> **Work instruction**
Quote, with no changes, the lines that run from the top of the material to the line with "-75.634 | 0.897 |", both included.

══════

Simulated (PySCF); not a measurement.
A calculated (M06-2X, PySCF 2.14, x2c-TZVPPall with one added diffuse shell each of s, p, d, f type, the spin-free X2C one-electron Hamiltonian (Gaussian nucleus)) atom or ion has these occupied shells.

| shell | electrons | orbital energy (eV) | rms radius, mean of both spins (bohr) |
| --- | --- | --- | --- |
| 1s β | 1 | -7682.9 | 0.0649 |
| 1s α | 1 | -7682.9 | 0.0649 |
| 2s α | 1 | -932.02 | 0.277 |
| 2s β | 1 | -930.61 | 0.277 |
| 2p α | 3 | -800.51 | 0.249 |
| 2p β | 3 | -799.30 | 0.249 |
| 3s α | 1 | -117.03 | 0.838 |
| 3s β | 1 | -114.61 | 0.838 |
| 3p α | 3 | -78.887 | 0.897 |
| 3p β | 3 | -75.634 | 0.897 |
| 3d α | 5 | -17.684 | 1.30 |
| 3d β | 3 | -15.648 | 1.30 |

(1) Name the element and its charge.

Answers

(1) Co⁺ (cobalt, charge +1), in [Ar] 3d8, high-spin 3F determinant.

══════

> **Result**
Simulated (PySCF); not a measurement.
A calculated (M06-2X, PySCF 2.14, x2c-TZVPPall with one added diffuse shell each of s, p, d, f type, the spin-free X2C one-electron Hamiltonian (Gaussian nucleus)) atom or ion has these occupied shells.

| shell | electrons | orbital energy (eV) | rms radius, mean of both spins (bohr) |
| --- | --- | --- | --- |
| 1s β | 1 | -7682.9 | 0.0649 |
| 1s α | 1 | -7682.9 | 0.0649 |
| 2s α | 1 | -932.02 | 0.277 |
| 2s β | 1 | -930.61 | 0.277 |
| 2p α | 3 | -800.51 | 0.249 |
| 2p β | 3 | -799.30 | 0.249 |
| 3s α | 1 | -117.03 | 0.838 |
| 3s β | 1 | -114.61 | 0.838 |
| 3p α | 3 | -78.887 | 0.897 |
| 3p β | 3 | -75.634 | 0.897 |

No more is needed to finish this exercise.